[[ Record extracts open ]]

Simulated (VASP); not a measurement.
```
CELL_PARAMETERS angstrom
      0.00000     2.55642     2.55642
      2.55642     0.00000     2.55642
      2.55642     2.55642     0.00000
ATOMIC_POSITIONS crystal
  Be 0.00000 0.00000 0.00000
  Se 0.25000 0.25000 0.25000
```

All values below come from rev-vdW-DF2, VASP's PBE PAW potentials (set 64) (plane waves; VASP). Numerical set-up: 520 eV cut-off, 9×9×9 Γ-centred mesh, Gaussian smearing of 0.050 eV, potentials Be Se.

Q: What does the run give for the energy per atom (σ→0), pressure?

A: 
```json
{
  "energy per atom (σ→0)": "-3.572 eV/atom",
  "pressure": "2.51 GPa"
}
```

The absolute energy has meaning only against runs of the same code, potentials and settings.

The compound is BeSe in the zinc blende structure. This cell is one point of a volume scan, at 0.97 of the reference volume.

[[ Record extracts closed ]]

▶ **Requirement**: Quote the listing above, but only from the line that shows "Q: What does" through the line that shows "The absolute energy".

▶ **Exercise output**:
Q: What does the run give for the energy per atom (σ→0), pressure?

A: 
```json
{
  "energy per atom (σ→0)": "-3.572 eV/atom",
  "pressure": "2.51 GPa"
}
```

The absolute energy has meaning only against runs of the same code, potentials and settings.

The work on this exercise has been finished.